#### [Data supplied]
=== Section Start ===

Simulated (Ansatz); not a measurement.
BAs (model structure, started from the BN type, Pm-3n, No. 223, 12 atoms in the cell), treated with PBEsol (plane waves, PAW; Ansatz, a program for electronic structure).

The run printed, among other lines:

=== Section End ===

#### [Brief]
Every entry must be retyped in full, exactly as given.

#### [Exercise answer]
Simulated (Ansatz); not a measurement.
BAs (model structure, started from the BN type, Pm-3n, No. 223, 12 atoms in the cell), treated with PBEsol (plane waves, PAW; Ansatz, a program for electronic structure).

The run printed, among other lines:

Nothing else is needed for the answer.